Content starts

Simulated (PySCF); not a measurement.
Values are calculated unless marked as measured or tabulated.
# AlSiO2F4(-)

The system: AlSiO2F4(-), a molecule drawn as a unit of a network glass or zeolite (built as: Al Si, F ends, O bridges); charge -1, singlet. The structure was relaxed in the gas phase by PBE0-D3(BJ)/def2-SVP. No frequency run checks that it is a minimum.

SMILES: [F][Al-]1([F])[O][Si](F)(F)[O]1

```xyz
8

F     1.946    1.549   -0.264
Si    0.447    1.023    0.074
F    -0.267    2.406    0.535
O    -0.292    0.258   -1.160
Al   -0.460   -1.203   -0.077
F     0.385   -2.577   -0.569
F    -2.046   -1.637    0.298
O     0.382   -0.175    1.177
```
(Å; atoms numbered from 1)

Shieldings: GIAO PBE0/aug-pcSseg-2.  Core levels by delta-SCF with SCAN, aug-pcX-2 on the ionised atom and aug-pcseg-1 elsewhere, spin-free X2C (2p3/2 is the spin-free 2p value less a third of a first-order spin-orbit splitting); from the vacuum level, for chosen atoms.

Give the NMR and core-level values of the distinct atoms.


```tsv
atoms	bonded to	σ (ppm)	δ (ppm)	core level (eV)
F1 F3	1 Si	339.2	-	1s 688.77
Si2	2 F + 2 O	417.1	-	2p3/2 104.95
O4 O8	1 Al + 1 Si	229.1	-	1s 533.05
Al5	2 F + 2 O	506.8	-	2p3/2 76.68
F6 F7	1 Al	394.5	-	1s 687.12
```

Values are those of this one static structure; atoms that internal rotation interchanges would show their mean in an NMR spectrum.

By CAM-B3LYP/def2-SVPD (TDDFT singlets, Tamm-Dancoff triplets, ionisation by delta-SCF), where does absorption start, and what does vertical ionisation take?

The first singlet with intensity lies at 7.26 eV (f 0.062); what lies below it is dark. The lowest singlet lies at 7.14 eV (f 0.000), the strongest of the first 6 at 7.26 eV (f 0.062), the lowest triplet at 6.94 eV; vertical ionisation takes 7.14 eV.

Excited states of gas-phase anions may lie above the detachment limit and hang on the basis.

Content ends

Task item >> With the line holding "Values are calculated" as the first and the line holding "The system: AlSiO2F4(-), a" as the last, please transcribe exactly the lines of the material above in that range and nothing else.

Expected answer >>
Values are calculated unless marked as measured or tabulated.
# AlSiO2F4(-)

The system: AlSiO2F4(-), a molecule drawn as a unit of a network glass or zeolite (built as: Al Si, F ends, O bridges); charge -1, singlet. The structure was relaxed in the gas phase by PBE0-D3(BJ)/def2-SVP. No frequency run checks that it is a minimum.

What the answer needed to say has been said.